DATA TO EXAMINE below:

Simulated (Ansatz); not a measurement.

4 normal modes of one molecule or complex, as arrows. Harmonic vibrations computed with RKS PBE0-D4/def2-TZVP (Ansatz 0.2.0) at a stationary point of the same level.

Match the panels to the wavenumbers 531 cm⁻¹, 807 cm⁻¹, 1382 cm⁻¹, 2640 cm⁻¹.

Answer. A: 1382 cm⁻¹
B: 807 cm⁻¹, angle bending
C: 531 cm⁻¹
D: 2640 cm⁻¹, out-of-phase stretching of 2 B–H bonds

End of DATA TO EXAMINE.

Could you return exactly the stretch of the data above that starts at the line with "Match the panels" and ends at the line with "C: 531 cm⁻¹", both lines included?

### RESPONSE AREA
Match the panels to the wavenumbers 531 cm⁻¹, 807 cm⁻¹, 1382 cm⁻¹, 2640 cm⁻¹.

Answer. A: 1382 cm⁻¹
B: 807 cm⁻¹, angle bending
C: 531 cm⁻¹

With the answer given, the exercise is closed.